» Data for review
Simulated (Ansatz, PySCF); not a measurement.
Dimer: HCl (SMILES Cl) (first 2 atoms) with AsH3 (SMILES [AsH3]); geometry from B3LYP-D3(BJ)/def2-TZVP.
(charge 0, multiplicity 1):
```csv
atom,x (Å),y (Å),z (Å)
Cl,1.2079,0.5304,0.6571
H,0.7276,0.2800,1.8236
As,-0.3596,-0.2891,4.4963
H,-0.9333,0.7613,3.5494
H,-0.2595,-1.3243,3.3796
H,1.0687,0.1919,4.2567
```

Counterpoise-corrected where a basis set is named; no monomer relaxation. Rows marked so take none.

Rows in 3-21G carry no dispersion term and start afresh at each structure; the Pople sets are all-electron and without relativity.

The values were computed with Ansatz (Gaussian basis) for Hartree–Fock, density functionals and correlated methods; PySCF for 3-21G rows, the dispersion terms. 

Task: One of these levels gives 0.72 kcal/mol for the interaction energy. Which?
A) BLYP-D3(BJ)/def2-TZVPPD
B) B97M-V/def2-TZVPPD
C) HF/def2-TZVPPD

» Work item
Copy, please, exactly the lines that start at the first line of the data and end at the line containing "Rows in 3-21G", both kept and no others.

» Response area
Simulated (Ansatz, PySCF); not a measurement.
Dimer: HCl (SMILES Cl) (first 2 atoms) with AsH3 (SMILES [AsH3]); geometry from B3LYP-D3(BJ)/def2-TZVP.
(charge 0, multiplicity 1):
```csv
atom,x (Å),y (Å),z (Å)
Cl,1.2079,0.5304,0.6571
H,0.7276,0.2800,1.8236
As,-0.3596,-0.2891,4.4963
H,-0.9333,0.7613,3.5494
H,-0.2595,-1.3243,3.3796
H,1.0687,0.1919,4.2567
```

Counterpoise-corrected where a basis set is named; no monomer relaxation. Rows marked so take none.

Rows in 3-21G carry no dispersion term and start afresh at each structure; the Pople sets are all-electron and without relativity.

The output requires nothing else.